Action item
Take the data below and repeat it exactly.

Recorded information
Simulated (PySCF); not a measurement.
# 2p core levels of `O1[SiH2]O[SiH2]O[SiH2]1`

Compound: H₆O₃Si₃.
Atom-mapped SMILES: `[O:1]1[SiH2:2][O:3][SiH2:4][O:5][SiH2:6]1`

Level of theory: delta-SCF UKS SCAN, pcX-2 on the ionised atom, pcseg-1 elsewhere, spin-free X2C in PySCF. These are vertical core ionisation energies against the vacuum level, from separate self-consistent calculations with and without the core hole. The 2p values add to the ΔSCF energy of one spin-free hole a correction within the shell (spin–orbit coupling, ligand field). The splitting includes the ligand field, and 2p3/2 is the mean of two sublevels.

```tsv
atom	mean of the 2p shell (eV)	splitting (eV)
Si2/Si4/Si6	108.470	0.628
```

Your solution
Simulated (PySCF); not a measurement.
# 2p core levels of `O1[SiH2]O[SiH2]O[SiH2]1`

Compound: H₆O₃Si₃.
Atom-mapped SMILES: `[O:1]1[SiH2:2][O:3][SiH2:4][O:5][SiH2:6]1`

Level of theory: delta-SCF UKS SCAN, pcX-2 on the ionised atom, pcseg-1 elsewhere, spin-free X2C in PySCF. These are vertical core ionisation energies against the vacuum level, from separate self-consistent calculations with and without the core hole. The 2p values add to the ΔSCF energy of one spin-free hole a correction within the shell (spin–orbit coupling, ligand field). The splitting includes the ligand field, and 2p3/2 is the mean of two sublevels.

```tsv
atom	mean of the 2p shell (eV)	splitting (eV)
Si2/Si4/Si6	108.470	0.628
```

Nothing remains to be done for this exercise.